§ WORK ORDER: Return the lines below exactly, from the first one through the line that has "1.998 eV/Å |". Leave out everything after it.

§ DATA EXCERPTS:
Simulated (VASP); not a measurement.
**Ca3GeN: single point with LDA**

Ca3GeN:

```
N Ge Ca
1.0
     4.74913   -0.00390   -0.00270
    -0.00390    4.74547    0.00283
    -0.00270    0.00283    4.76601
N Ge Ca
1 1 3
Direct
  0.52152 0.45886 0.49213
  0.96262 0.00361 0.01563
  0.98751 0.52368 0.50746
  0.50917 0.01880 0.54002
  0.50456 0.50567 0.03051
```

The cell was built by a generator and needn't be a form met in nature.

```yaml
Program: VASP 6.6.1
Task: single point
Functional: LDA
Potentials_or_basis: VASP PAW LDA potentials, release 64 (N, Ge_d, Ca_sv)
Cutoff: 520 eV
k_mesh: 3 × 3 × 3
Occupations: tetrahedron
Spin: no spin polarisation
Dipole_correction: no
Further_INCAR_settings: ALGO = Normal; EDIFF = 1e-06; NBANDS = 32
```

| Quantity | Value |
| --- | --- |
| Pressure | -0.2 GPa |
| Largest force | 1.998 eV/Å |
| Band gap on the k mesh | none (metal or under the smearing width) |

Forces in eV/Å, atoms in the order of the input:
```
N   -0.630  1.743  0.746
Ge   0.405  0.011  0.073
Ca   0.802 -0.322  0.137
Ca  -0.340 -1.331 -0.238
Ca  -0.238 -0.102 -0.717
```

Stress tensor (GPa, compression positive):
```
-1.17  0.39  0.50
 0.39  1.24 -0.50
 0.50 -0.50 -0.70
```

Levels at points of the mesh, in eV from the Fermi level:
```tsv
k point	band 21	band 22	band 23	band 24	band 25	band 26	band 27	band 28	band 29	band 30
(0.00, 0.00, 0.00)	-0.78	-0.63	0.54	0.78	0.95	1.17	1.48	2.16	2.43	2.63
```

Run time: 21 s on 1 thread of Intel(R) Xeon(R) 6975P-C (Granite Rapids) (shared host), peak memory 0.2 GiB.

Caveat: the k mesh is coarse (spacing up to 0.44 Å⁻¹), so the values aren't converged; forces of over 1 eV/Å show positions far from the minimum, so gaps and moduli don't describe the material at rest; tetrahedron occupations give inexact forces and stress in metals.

§ TASK RESULT:
Simulated (VASP); not a measurement.
**Ca3GeN: single point with LDA**

Ca3GeN:

```
N Ge Ca
1.0
     4.74913   -0.00390   -0.00270
    -0.00390    4.74547    0.00283
    -0.00270    0.00283    4.76601
N Ge Ca
1 1 3
Direct
  0.52152 0.45886 0.49213
  0.96262 0.00361 0.01563
  0.98751 0.52368 0.50746
  0.50917 0.01880 0.54002
  0.50456 0.50567 0.03051
```

The cell was built by a generator and needn't be a form met in nature.

```yaml
Program: VASP 6.6.1
Task: single point
Functional: LDA
Potentials_or_basis: VASP PAW LDA potentials, release 64 (N, Ge_d, Ca_sv)
Cutoff: 520 eV
k_mesh: 3 × 3 × 3
Occupations: tetrahedron
Spin: no spin polarisation
Dipole_correction: no
Further_INCAR_settings: ALGO = Normal; EDIFF = 1e-06; NBANDS = 32
```

| Quantity | Value |
| --- | --- |
| Pressure | -0.2 GPa |
| Largest force | 1.998 eV/Å |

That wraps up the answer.